WORK REQUEST: Restate the entries below verbatim.

PROVIDED INFORMATION:
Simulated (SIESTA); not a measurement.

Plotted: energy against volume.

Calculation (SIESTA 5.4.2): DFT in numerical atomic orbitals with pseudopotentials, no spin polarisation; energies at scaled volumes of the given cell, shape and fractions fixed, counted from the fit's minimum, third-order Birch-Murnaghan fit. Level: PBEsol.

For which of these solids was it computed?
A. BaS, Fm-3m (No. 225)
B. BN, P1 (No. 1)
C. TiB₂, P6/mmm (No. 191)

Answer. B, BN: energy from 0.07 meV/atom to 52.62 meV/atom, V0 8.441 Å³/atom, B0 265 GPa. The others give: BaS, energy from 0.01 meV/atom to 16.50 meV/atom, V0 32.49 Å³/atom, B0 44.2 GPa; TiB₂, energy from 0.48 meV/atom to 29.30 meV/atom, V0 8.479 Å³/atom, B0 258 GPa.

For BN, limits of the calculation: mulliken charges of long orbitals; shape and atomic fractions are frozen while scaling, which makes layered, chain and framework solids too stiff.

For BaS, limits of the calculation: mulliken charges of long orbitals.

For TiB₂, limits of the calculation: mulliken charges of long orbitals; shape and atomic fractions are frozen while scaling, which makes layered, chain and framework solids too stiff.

RESPONSE AREA:
Simulated (SIESTA); not a measurement.

Plotted: energy against volume.

Calculation (SIESTA 5.4.2): DFT in numerical atomic orbitals with pseudopotentials, no spin polarisation; energies at scaled volumes of the given cell, shape and fractions fixed, counted from the fit's minimum, third-order Birch-Murnaghan fit. Level: PBEsol.

For which of these solids was it computed?
A. BaS, Fm-3m (No. 225)
B. BN, P1 (No. 1)
C. TiB₂, P6/mmm (No. 191)

Answer. B, BN: energy from 0.07 meV/atom to 52.62 meV/atom, V0 8.441 Å³/atom, B0 265 GPa. The others give: BaS, energy from 0.01 meV/atom to 16.50 meV/atom, V0 32.49 Å³/atom, B0 44.2 GPa; TiB₂, energy from 0.48 meV/atom to 29.30 meV/atom, V0 8.479 Å³/atom, B0 258 GPa.

For BN, limits of the calculation: mulliken charges of long orbitals; shape and atomic fractions are frozen while scaling, which makes layered, chain and framework solids too stiff.

For BaS, limits of the calculation: mulliken charges of long orbitals.

For TiB₂, limits of the calculation: mulliken charges of long orbitals; shape and atomic fractions are frozen while scaling, which makes layered, chain and framework solids too stiff.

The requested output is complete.